▶ _Dataset excerpts_:
================================

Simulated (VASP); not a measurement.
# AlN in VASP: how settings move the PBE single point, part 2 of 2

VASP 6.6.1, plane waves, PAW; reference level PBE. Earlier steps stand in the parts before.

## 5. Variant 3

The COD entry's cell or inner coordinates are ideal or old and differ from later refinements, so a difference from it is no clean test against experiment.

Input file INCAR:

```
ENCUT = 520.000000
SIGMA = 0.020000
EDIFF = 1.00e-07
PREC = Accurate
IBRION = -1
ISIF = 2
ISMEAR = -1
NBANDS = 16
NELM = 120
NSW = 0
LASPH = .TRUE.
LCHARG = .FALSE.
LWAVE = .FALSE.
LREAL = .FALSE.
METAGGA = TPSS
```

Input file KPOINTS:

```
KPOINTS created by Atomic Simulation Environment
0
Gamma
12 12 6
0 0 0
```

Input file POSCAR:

================================

▶ _Exercise_: Write down the entire listing above verbatim.

▶ _Reply_:
Simulated (VASP); not a measurement.
# AlN in VASP: how settings move the PBE single point, part 2 of 2

VASP 6.6.1, plane waves, PAW; reference level PBE. Earlier steps stand in the parts before.

## 5. Variant 3

The COD entry's cell or inner coordinates are ideal or old and differ from later refinements, so a difference from it is no clean test against experiment.

Input file INCAR:

```
ENCUT = 520.000000
SIGMA = 0.020000
EDIFF = 1.00e-07
PREC = Accurate
IBRION = -1
ISIF = 2
ISMEAR = -1
NBANDS = 16
NELM = 120
NSW = 0
LASPH = .TRUE.
LCHARG = .FALSE.
LWAVE = .FALSE.
LREAL = .FALSE.
METAGGA = TPSS
```

Input file KPOINTS:

```
KPOINTS created by Atomic Simulation Environment
0
Gamma
12 12 6
0 0 0
```

Input file POSCAR:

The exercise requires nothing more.